> _Work instruction_: In the listing below, find the line with "Not all of them had a frequency check." and the line with "Which is lowest". Repeat those two lines and all lines between them exactly.

> _Dataset entries_:
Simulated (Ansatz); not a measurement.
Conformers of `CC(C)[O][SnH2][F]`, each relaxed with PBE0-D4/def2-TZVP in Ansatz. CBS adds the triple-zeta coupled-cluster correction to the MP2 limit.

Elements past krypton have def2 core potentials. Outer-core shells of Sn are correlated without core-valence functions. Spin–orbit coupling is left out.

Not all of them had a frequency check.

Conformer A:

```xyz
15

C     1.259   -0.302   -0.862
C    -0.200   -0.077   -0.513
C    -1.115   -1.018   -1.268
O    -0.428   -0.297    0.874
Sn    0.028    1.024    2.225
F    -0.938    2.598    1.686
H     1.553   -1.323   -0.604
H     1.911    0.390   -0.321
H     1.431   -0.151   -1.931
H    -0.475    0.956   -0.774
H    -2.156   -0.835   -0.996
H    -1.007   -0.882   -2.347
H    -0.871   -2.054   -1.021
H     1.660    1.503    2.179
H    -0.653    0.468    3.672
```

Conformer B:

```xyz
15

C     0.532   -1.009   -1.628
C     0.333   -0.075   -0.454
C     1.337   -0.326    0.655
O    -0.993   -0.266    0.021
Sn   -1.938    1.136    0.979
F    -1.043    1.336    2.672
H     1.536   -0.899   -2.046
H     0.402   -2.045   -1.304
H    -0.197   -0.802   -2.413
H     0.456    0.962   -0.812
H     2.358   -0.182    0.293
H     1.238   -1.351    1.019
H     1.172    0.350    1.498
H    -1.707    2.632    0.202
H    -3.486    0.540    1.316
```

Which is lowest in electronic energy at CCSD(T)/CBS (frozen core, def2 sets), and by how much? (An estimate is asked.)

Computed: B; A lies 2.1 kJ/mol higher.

> _Task solution_:
Not all of them had a frequency check.

Conformer A:

```xyz
15

C     1.259   -0.302   -0.862
C    -0.200   -0.077   -0.513
C    -1.115   -1.018   -1.268
O    -0.428   -0.297    0.874
Sn    0.028    1.024    2.225
F    -0.938    2.598    1.686
H     1.553   -1.323   -0.604
H     1.911    0.390   -0.321
H     1.431   -0.151   -1.931
H    -0.475    0.956   -0.774
H    -2.156   -0.835   -0.996
H    -1.007   -0.882   -2.347
H    -0.871   -2.054   -1.021
H     1.660    1.503    2.179
H    -0.653    0.468    3.672
```

Conformer B:

```xyz
15

C     0.532   -1.009   -1.628
C     0.333   -0.075   -0.454
C     1.337   -0.326    0.655
O    -0.993   -0.266    0.021
Sn   -1.938    1.136    0.979
F    -1.043    1.336    2.672
H     1.536   -0.899   -2.046
H     0.402   -2.045   -1.304
H    -0.197   -0.802   -2.413
H     0.456    0.962   -0.812
H     2.358   -0.182    0.293
H     1.238   -1.351    1.019
H     1.172    0.350    1.498
H    -1.707    2.632    0.202
H    -3.486    0.540    1.316
```

Which is lowest in electronic energy at CCSD(T)/CBS (frozen core, def2 sets), and by how much? (An estimate is asked.)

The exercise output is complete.